* **INFORMATION**
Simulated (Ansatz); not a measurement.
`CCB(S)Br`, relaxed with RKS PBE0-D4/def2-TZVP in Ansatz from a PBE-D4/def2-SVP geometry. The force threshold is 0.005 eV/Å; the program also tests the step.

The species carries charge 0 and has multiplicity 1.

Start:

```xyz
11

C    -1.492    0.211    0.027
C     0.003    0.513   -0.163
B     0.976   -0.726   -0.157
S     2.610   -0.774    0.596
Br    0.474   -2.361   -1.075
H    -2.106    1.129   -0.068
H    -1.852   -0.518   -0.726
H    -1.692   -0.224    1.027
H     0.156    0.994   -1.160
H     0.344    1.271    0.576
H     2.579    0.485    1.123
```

* **WORK INSTRUCTION**
Output the listing above without altering a single character.

* **ANSWER BOX**
Simulated (Ansatz); not a measurement.
`CCB(S)Br`, relaxed with RKS PBE0-D4/def2-TZVP in Ansatz from a PBE-D4/def2-SVP geometry. The force threshold is 0.005 eV/Å; the program also tests the step.

The species carries charge 0 and has multiplicity 1.

Start:

```xyz
11

C    -1.492    0.211    0.027
C     0.003    0.513   -0.163
B     0.976   -0.726   -0.157
S     2.610   -0.774    0.596
Br    0.474   -2.361   -1.075
H    -2.106    1.129   -0.068
H    -1.852   -0.518   -0.726
H    -1.692   -0.224    1.027
H     0.156    0.994   -1.160
H     0.344    1.271    0.576
H     2.579    0.485    1.123
```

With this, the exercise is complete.